_ _ _ _ _ _ _

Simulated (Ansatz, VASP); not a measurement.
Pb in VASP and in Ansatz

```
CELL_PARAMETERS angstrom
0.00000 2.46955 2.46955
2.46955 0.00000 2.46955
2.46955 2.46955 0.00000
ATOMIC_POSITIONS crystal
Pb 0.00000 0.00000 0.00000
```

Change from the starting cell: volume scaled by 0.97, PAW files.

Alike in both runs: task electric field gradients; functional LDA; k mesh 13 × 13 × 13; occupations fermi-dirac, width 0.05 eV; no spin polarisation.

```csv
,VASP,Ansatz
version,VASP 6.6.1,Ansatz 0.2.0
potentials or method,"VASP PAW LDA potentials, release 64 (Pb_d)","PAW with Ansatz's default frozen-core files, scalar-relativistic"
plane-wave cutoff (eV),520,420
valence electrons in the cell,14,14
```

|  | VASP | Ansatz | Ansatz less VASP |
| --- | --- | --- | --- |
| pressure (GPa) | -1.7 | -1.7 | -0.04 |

_ _ _ _ _ _ _

**WORK TASK**
Here the job is to transcribe the lines from the first line of the data through the line containing "Change from the", inclusive, exactly and with nothing else.

**EXERCISE OUTPUT**
Simulated (Ansatz, VASP); not a measurement.
Pb in VASP and in Ansatz

```
CELL_PARAMETERS angstrom
0.00000 2.46955 2.46955
2.46955 0.00000 2.46955
2.46955 2.46955 0.00000
ATOMIC_POSITIONS crystal
Pb 0.00000 0.00000 0.00000
```

Change from the starting cell: volume scaled by 0.97, PAW files.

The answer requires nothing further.